==== Dataset extract ====
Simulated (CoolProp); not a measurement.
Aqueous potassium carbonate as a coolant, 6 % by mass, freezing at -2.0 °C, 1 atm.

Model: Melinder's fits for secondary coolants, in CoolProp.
====

Work item
The data above should be copied out with complete accuracy.

Answer section
Simulated (CoolProp); not a measurement.
Aqueous potassium carbonate as a coolant, 6 % by mass, freezing at -2.0 °C, 1 atm.

Model: Melinder's fits for secondary coolants, in CoolProp.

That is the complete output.